◇ ◇ ◇ ◇ ◇

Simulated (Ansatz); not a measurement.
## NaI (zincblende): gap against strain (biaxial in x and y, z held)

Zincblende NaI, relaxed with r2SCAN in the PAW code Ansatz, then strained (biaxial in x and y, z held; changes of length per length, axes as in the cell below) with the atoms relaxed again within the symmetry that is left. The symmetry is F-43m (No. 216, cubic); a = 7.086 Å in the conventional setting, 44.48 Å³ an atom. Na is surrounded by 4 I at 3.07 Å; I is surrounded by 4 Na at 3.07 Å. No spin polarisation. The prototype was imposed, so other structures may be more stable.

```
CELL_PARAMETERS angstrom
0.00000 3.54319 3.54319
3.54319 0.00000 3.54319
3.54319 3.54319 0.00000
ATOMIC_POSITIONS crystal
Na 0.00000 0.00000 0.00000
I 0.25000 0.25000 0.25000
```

◇ ◇ ◇ ◇ ◇

Copy out the entries exactly. Begin at the first line and end with the line that has "## NaI (zincblende): gap".

Simulated (Ansatz); not a measurement.
## NaI (zincblende): gap against strain (biaxial in x and y, z held)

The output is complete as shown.